═══ Data records ═══
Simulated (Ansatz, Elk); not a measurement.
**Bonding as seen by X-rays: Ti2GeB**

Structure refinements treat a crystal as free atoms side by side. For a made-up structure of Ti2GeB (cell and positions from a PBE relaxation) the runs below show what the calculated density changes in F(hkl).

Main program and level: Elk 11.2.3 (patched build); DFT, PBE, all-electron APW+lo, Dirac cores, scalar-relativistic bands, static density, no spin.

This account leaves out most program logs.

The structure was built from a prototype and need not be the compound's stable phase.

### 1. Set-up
═══

__Task item__: Type out the listing again with nothing changed.

__Written reply__:
Simulated (Ansatz, Elk); not a measurement.
**Bonding as seen by X-rays: Ti2GeB**

Structure refinements treat a crystal as free atoms side by side. For a made-up structure of Ti2GeB (cell and positions from a PBE relaxation) the runs below show what the calculated density changes in F(hkl).

Main program and level: Elk 11.2.3 (patched build); DFT, PBE, all-electron APW+lo, Dirac cores, scalar-relativistic bands, static density, no spin.

This account leaves out most program logs.

The structure was built from a prototype and need not be the compound's stable phase.

### 1. Set-up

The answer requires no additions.